☆ ☆ ☆ ☆ ☆
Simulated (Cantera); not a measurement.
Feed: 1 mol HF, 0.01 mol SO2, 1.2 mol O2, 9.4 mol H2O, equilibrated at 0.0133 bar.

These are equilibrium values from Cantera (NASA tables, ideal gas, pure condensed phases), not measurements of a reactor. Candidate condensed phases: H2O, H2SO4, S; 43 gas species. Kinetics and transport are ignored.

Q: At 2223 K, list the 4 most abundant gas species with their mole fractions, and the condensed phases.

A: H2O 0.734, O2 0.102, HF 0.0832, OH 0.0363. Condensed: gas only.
☆ ☆ ☆ ☆ ☆

Work instruction
Exactly as they stand, set down the lines from the top of the data through the line with "Q: At 2223 K, list".

Exercise result
Simulated (Cantera); not a measurement.
Feed: 1 mol HF, 0.01 mol SO2, 1.2 mol O2, 9.4 mol H2O, equilibrated at 0.0133 bar.

These are equilibrium values from Cantera (NASA tables, ideal gas, pure condensed phases), not measurements of a reactor. Candidate condensed phases: H2O, H2SO4, S; 43 gas species. Kinetics and transport are ignored.

Q: At 2223 K, list the 4 most abundant gas species with their mole fractions, and the condensed phases.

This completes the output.